Dataset content =
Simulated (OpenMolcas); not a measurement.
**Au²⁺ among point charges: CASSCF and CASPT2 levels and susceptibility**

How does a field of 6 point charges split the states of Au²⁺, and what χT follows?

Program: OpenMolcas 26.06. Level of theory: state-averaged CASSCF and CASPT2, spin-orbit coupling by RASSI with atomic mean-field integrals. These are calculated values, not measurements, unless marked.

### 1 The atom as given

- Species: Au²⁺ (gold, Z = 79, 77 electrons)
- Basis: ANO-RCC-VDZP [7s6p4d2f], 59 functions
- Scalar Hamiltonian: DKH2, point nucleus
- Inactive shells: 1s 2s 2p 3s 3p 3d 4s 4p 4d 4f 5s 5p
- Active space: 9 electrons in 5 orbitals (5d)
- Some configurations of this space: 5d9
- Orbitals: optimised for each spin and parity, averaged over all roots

Work instruction = Exact reproduction of the entire listing is required.

Task output =
Simulated (OpenMolcas); not a measurement.
**Au²⁺ among point charges: CASSCF and CASPT2 levels and susceptibility**

How does a field of 6 point charges split the states of Au²⁺, and what χT follows?

Program: OpenMolcas 26.06. Level of theory: state-averaged CASSCF and CASPT2, spin-orbit coupling by RASSI with atomic mean-field integrals. These are calculated values, not measurements, unless marked.

### 1 The atom as given

- Species: Au²⁺ (gold, Z = 79, 77 electrons)
- Basis: ANO-RCC-VDZP [7s6p4d2f], 59 functions
- Scalar Hamiltonian: DKH2, point nucleus
- Inactive shells: 1s 2s 2p 3s 3p 3d 4s 4p 4d 4f 5s 5p
- Active space: 9 electrons in 5 orbitals (5d)
- Some configurations of this space: 5d9
- Orbitals: optimised for each spin and parity, averaged over all roots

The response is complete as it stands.